## ENTRIES PROVIDED
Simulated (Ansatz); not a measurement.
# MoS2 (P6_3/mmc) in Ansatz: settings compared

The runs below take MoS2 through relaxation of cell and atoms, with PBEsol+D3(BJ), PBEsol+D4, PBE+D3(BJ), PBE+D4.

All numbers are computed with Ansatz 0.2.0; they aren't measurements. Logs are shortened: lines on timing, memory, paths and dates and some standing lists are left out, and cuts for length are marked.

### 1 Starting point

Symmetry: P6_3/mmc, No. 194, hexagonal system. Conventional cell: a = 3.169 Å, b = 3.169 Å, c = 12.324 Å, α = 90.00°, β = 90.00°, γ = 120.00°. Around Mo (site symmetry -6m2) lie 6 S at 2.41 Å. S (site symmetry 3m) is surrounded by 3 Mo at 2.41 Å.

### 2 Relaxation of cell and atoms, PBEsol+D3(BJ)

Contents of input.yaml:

## WORK REQUEST
The records above should be duplicated in full, exactly as given.

## ANSWER SECTION
Simulated (Ansatz); not a measurement.
# MoS2 (P6_3/mmc) in Ansatz: settings compared

The runs below take MoS2 through relaxation of cell and atoms, with PBEsol+D3(BJ), PBEsol+D4, PBE+D3(BJ), PBE+D4.

All numbers are computed with Ansatz 0.2.0; they aren't measurements. Logs are shortened: lines on timing, memory, paths and dates and some standing lists are left out, and cuts for length are marked.

### 1 Starting point

Symmetry: P6_3/mmc, No. 194, hexagonal system. Conventional cell: a = 3.169 Å, b = 3.169 Å, c = 12.324 Å, α = 90.00°, β = 90.00°, γ = 120.00°. Around Mo (site symmetry -6m2) lie 6 S at 2.41 Å. S (site symmetry 3m) is surrounded by 3 Mo at 2.41 Å.

### 2 Relaxation of cell and atoms, PBEsol+D3(BJ)

Contents of input.yaml:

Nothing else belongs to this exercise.